[Start of Attachment]

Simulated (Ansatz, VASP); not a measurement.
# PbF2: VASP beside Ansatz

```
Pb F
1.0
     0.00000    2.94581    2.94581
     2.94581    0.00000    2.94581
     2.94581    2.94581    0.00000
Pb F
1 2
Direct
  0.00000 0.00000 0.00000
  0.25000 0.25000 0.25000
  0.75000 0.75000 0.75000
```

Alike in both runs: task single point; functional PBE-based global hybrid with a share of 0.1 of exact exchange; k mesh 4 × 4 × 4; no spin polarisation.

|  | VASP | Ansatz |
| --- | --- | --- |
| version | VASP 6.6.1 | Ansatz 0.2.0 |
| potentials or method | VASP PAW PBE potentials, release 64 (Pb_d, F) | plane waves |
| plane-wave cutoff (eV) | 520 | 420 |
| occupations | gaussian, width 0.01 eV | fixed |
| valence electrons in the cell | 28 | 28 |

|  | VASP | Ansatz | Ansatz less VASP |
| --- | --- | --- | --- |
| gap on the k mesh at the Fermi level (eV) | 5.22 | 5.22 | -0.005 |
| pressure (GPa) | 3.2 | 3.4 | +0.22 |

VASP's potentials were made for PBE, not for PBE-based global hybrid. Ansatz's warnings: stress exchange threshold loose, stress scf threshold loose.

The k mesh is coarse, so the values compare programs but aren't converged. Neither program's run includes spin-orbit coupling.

[End of Attachment]

ASSIGNMENT - Word for word, please print every line from the beginning of the records to the line bearing "cell | 28 | 28 |", counting both ends and stopping there.

ANSWER SPACE -
Simulated (Ansatz, VASP); not a measurement.
# PbF2: VASP beside Ansatz

```
Pb F
1.0
     0.00000    2.94581    2.94581
     2.94581    0.00000    2.94581
     2.94581    2.94581    0.00000
Pb F
1 2
Direct
  0.00000 0.00000 0.00000
  0.25000 0.25000 0.25000
  0.75000 0.75000 0.75000
```

Alike in both runs: task single point; functional PBE-based global hybrid with a share of 0.1 of exact exchange; k mesh 4 × 4 × 4; no spin polarisation.

|  | VASP | Ansatz |
| --- | --- | --- |
| version | VASP 6.6.1 | Ansatz 0.2.0 |
| potentials or method | VASP PAW PBE potentials, release 64 (Pb_d, F) | plane waves |
| plane-wave cutoff (eV) | 520 | 420 |
| occupations | gaussian, width 0.01 eV | fixed |
| valence electrons in the cell | 28 | 28 |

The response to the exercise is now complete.